=== GIVEN ENTRIES ===
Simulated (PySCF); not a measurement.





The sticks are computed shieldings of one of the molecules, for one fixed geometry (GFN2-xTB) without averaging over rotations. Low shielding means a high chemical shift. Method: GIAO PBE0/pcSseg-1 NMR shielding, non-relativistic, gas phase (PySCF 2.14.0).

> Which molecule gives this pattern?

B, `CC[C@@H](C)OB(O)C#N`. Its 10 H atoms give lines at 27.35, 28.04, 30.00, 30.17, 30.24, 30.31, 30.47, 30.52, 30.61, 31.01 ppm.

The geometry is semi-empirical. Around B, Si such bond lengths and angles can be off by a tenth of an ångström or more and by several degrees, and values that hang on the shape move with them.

=== TASK ITEM ===
Give again, exactly as written, the lines running from the first line of the data above through the line that contains "30.61, 31.01 ppm.".

=== EXERCISE ANSWER ===
Simulated (PySCF); not a measurement.





The sticks are computed shieldings of one of the molecules, for one fixed geometry (GFN2-xTB) without averaging over rotations. Low shielding means a high chemical shift. Method: GIAO PBE0/pcSseg-1 NMR shielding, non-relativistic, gas phase (PySCF 2.14.0).

> Which molecule gives this pattern?

B, `CC[C@@H](C)OB(O)C#N`. Its 10 H atoms give lines at 27.35, 28.04, 30.00, 30.17, 30.24, 30.31, 30.47, 30.52, 30.61, 31.01 ppm.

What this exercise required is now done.